##### Data to examine

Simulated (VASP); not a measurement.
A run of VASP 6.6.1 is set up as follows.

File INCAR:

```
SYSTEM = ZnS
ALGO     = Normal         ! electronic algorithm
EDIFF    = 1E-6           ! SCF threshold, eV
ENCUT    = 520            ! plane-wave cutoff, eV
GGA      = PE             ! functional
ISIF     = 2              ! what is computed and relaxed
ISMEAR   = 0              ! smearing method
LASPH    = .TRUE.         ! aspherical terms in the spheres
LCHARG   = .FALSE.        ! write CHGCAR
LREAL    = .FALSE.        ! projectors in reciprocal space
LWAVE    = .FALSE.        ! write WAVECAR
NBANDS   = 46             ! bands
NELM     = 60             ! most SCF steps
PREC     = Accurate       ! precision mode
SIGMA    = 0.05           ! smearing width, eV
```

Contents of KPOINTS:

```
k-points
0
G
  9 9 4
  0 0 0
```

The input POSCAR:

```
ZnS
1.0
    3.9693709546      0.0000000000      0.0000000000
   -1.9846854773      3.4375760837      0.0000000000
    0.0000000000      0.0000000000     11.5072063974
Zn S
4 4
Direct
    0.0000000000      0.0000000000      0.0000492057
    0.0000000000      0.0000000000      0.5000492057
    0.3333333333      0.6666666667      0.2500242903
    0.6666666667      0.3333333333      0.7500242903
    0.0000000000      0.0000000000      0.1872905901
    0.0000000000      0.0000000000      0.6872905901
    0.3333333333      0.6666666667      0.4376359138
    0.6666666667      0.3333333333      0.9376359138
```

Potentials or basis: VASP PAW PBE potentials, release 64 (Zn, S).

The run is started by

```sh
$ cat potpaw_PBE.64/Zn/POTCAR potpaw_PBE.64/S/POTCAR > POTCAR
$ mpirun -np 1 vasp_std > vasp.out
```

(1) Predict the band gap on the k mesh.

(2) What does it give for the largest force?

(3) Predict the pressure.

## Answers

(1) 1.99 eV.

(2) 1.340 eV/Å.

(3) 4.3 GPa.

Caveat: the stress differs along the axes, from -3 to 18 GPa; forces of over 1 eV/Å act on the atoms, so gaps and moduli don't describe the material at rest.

##########

Copy out each line of the material above, word for word, from the first down to the line containing "(3) 4.3 GPa.". Add nothing.

Simulated (VASP); not a measurement.
A run of VASP 6.6.1 is set up as follows.

File INCAR:

```
SYSTEM = ZnS
ALGO     = Normal         ! electronic algorithm
EDIFF    = 1E-6           ! SCF threshold, eV
ENCUT    = 520            ! plane-wave cutoff, eV
GGA      = PE             ! functional
ISIF     = 2              ! what is computed and relaxed
ISMEAR   = 0              ! smearing method
LASPH    = .TRUE.         ! aspherical terms in the spheres
LCHARG   = .FALSE.        ! write CHGCAR
LREAL    = .FALSE.        ! projectors in reciprocal space
LWAVE    = .FALSE.        ! write WAVECAR
NBANDS   = 46             ! bands
NELM     = 60             ! most SCF steps
PREC     = Accurate       ! precision mode
SIGMA    = 0.05           ! smearing width, eV
```

Contents of KPOINTS:

```
k-points
0
G
  9 9 4
  0 0 0
```

The input POSCAR:

```
ZnS
1.0
    3.9693709546      0.0000000000      0.0000000000
   -1.9846854773      3.4375760837      0.0000000000
    0.0000000000      0.0000000000     11.5072063974
Zn S
4 4
Direct
    0.0000000000      0.0000000000      0.0000492057
    0.0000000000      0.0000000000      0.5000492057
    0.3333333333      0.6666666667      0.2500242903
    0.6666666667      0.3333333333      0.7500242903
    0.0000000000      0.0000000000      0.1872905901
    0.0000000000      0.0000000000      0.6872905901
    0.3333333333      0.6666666667      0.4376359138
    0.6666666667      0.3333333333      0.9376359138
```

Potentials or basis: VASP PAW PBE potentials, release 64 (Zn, S).

The run is started by

```sh
$ cat potpaw_PBE.64/Zn/POTCAR potpaw_PBE.64/S/POTCAR > POTCAR
$ mpirun -np 1 vasp_std > vasp.out
```

(1) Predict the band gap on the k mesh.

(2) What does it give for the largest force?

(3) Predict the pressure.

## Answers

(1) 1.99 eV.

(2) 1.340 eV/Å.

(3) 4.3 GPa.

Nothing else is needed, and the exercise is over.